WORK INSTRUCTION >>
Print the records below word for word, beginning with the first line and ending once the line containing "Question: Read off" is printed.

== Segment start ==
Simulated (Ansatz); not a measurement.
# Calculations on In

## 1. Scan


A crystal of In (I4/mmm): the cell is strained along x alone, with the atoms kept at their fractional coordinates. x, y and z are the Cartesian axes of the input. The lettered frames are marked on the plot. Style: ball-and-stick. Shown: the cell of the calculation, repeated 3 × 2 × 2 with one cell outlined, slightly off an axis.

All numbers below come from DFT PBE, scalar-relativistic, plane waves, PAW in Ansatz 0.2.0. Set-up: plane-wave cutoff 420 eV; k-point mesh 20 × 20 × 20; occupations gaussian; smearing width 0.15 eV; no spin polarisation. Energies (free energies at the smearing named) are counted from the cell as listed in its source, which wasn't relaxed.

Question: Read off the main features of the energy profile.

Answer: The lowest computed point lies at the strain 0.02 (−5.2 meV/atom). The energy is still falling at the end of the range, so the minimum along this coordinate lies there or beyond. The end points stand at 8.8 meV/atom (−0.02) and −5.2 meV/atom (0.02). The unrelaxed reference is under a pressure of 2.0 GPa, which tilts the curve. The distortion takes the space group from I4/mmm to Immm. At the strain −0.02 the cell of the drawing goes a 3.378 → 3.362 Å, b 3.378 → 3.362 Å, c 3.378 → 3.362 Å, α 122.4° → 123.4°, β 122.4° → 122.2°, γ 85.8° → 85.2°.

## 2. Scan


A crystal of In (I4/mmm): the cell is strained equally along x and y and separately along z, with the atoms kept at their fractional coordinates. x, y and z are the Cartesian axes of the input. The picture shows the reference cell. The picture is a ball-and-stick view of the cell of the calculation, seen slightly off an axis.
== Segment end ==

YOUR SOLUTION >>
Simulated (Ansatz); not a measurement.
# Calculations on In

## 1. Scan


A crystal of In (I4/mmm): the cell is strained along x alone, with the atoms kept at their fractional coordinates. x, y and z are the Cartesian axes of the input. The lettered frames are marked on the plot. Style: ball-and-stick. Shown: the cell of the calculation, repeated 3 × 2 × 2 with one cell outlined, slightly off an axis.

All numbers below come from DFT PBE, scalar-relativistic, plane waves, PAW in Ansatz 0.2.0. Set-up: plane-wave cutoff 420 eV; k-point mesh 20 × 20 × 20; occupations gaussian; smearing width 0.15 eV; no spin polarisation. Energies (free energies at the smearing named) are counted from the cell as listed in its source, which wasn't relaxed.

Question: Read off the main features of the energy profile.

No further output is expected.